### Listed records
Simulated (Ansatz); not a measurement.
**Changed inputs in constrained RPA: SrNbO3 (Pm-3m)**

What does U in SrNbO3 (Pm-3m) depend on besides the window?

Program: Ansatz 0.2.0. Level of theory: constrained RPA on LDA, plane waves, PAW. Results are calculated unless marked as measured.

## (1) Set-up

### Exercise
Reproduce the records above with every character intact.

### Answer space
Simulated (Ansatz); not a measurement.
**Changed inputs in constrained RPA: SrNbO3 (Pm-3m)**

What does U in SrNbO3 (Pm-3m) depend on besides the window?

Program: Ansatz 0.2.0. Level of theory: constrained RPA on LDA, plane waves, PAW. Results are calculated unless marked as measured.

## (1) Set-up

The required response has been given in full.